Provided records Block Start
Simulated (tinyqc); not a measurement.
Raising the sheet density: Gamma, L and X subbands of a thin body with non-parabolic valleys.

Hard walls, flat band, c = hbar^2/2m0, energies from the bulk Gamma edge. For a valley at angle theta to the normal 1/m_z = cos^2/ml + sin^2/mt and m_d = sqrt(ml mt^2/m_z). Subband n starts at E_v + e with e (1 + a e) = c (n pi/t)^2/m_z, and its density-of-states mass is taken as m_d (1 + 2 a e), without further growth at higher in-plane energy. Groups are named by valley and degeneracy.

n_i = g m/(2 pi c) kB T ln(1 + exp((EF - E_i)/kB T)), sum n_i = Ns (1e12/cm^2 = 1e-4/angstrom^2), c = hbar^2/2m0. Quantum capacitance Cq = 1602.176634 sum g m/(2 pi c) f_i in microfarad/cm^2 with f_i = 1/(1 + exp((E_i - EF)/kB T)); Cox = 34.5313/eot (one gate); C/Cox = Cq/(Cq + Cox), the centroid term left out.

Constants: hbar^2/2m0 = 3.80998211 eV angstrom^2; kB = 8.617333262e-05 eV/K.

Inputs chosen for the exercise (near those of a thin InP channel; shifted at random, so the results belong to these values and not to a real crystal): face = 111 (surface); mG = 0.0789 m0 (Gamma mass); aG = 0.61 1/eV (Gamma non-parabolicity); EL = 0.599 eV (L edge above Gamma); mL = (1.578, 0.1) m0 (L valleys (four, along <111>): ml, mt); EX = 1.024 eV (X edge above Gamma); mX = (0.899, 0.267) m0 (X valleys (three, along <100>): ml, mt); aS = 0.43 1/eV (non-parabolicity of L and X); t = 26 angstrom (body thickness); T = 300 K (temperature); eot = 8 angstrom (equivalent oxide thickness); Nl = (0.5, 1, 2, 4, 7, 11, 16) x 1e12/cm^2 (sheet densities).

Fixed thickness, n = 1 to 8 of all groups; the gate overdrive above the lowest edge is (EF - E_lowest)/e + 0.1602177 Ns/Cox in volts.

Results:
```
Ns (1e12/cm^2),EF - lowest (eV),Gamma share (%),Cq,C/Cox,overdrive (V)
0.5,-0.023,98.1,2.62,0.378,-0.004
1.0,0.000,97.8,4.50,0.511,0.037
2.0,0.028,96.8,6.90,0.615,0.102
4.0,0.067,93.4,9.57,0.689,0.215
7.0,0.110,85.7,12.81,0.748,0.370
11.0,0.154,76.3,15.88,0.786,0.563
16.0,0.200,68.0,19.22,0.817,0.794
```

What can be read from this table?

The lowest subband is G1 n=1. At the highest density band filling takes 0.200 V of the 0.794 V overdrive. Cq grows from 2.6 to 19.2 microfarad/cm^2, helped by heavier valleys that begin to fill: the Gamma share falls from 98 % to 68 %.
Provided records Block End

■ Exercise
Going back over the entries above, copy word for word every line from the one that has "Constants: hbar^2/2m0 = 3.80998211" on through the one that has "What can be read from this table?".

■ Solution
Constants: hbar^2/2m0 = 3.80998211 eV angstrom^2; kB = 8.617333262e-05 eV/K.

Inputs chosen for the exercise (near those of a thin InP channel; shifted at random, so the results belong to these values and not to a real crystal): face = 111 (surface); mG = 0.0789 m0 (Gamma mass); aG = 0.61 1/eV (Gamma non-parabolicity); EL = 0.599 eV (L edge above Gamma); mL = (1.578, 0.1) m0 (L valleys (four, along <111>): ml, mt); EX = 1.024 eV (X edge above Gamma); mX = (0.899, 0.267) m0 (X valleys (three, along <100>): ml, mt); aS = 0.43 1/eV (non-parabolicity of L and X); t = 26 angstrom (body thickness); T = 300 K (temperature); eot = 8 angstrom (equivalent oxide thickness); Nl = (0.5, 1, 2, 4, 7, 11, 16) x 1e12/cm^2 (sheet densities).

Fixed thickness, n = 1 to 8 of all groups; the gate overdrive above the lowest edge is (EF - E_lowest)/e + 0.1602177 Ns/Cox in volts.

Results:
```
Ns (1e12/cm^2),EF - lowest (eV),Gamma share (%),Cq,C/Cox,overdrive (V)
0.5,-0.023,98.1,2.62,0.378,-0.004
1.0,0.000,97.8,4.50,0.511,0.037
2.0,0.028,96.8,6.90,0.615,0.102
4.0,0.067,93.4,9.57,0.689,0.215
7.0,0.110,85.7,12.81,0.748,0.370
11.0,0.154,76.3,15.88,0.786,0.563
16.0,0.200,68.0,19.22,0.817,0.794
```

What can be read from this table?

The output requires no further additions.